(Beginning of Data supplied)

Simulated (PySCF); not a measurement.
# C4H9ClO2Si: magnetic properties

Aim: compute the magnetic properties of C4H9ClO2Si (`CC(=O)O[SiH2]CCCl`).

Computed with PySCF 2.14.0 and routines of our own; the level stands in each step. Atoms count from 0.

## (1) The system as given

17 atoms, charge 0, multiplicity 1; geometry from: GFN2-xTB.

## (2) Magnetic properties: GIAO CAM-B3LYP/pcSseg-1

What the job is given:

(End of Data supplied)

(Activity):
In full and without deviation, reproduce the entries above.

(Your solution):
Simulated (PySCF); not a measurement.
# C4H9ClO2Si: magnetic properties

Aim: compute the magnetic properties of C4H9ClO2Si (`CC(=O)O[SiH2]CCCl`).

Computed with PySCF 2.14.0 and routines of our own; the level stands in each step. Atoms count from 0.

## (1) The system as given

17 atoms, charge 0, multiplicity 1; geometry from: GFN2-xTB.

## (2) Magnetic properties: GIAO CAM-B3LYP/pcSseg-1

What the job is given:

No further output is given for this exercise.